Work instruction »
For each record below, write an exact copy.

Records supplied »
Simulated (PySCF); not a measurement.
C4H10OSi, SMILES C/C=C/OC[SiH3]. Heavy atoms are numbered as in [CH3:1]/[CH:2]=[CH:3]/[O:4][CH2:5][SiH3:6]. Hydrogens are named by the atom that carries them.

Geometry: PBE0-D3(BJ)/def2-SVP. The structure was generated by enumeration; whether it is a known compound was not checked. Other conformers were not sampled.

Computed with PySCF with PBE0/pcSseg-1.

Exercise answer »
Simulated (PySCF); not a measurement.
C4H10OSi, SMILES C/C=C/OC[SiH3]. Heavy atoms are numbered as in [CH3:1]/[CH:2]=[CH:3]/[O:4][CH2:5][SiH3:6]. Hydrogens are named by the atom that carries them.

Geometry: PBE0-D3(BJ)/def2-SVP. The structure was generated by enumeration; whether it is a known compound was not checked. Other conformers were not sampled.

Computed with PySCF with PBE0/pcSseg-1.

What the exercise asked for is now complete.